## Task item
Transcribe exactly everything in the data below from the line containing "none | none | - |" down to the line containing "the smearing closes.", both lines included and nothing further.

Input data section start
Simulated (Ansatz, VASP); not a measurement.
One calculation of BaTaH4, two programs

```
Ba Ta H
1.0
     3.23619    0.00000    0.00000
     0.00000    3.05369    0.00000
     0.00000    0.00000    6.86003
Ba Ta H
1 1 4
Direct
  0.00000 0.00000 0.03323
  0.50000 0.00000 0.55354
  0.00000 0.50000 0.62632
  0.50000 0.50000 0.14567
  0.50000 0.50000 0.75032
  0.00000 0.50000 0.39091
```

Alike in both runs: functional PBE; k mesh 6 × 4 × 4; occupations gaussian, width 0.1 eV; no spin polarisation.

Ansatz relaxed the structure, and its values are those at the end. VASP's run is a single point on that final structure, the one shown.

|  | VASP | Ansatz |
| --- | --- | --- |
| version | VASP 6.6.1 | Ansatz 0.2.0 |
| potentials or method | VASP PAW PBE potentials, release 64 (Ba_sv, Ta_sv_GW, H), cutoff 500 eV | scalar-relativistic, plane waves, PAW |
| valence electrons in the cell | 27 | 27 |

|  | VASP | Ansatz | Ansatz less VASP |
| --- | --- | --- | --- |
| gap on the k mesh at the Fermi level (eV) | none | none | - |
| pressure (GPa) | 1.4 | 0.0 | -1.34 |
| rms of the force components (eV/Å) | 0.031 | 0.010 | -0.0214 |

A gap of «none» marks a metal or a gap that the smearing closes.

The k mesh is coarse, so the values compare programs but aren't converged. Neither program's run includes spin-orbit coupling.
Input data section end

## Task response
| gap on the k mesh at the Fermi level (eV) | none | none | - |
| pressure (GPa) | 1.4 | 0.0 | -1.34 |
| rms of the force components (eV/Å) | 0.031 | 0.010 | -0.0214 |

A gap of «none» marks a metal or a gap that the smearing closes.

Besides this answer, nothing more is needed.